• [Activity]: Restate verbatim the span of lines below between the line with "Energies in Eh;" and the line with "Time: 28 s;", including those two lines, and only that span.

■ ■ ■

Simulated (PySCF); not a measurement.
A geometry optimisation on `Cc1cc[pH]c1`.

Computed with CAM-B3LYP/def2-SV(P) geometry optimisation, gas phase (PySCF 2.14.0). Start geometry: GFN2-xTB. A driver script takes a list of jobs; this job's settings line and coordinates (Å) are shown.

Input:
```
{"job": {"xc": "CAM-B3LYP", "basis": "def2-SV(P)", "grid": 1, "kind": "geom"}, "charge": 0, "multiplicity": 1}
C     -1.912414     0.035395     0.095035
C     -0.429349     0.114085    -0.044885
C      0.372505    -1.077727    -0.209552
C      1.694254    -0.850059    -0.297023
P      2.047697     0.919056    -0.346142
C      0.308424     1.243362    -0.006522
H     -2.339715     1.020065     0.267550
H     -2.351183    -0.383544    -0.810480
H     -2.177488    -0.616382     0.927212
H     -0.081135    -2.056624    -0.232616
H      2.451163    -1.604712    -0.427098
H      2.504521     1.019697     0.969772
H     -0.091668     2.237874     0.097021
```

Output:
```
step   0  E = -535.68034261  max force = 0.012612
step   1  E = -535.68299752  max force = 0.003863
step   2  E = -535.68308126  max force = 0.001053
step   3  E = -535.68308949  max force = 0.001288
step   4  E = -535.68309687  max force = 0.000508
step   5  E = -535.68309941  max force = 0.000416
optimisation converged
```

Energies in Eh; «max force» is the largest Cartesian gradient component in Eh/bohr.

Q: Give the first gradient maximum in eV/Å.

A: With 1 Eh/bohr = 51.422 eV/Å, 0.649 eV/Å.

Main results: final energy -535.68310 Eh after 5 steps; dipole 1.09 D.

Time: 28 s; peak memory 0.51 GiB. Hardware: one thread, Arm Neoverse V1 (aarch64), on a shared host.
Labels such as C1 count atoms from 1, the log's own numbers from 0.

■ ■ ■

• [Your response]:
Energies in Eh; «max force» is the largest Cartesian gradient component in Eh/bohr.

Q: Give the first gradient maximum in eV/Å.

A: With 1 Eh/bohr = 51.422 eV/Å, 0.649 eV/Å.

Main results: final energy -535.68310 Eh after 5 steps; dipole 1.09 D.

Time: 28 s; peak memory 0.51 GiB. Hardware: one thread, Arm Neoverse V1 (aarch64), on a shared host.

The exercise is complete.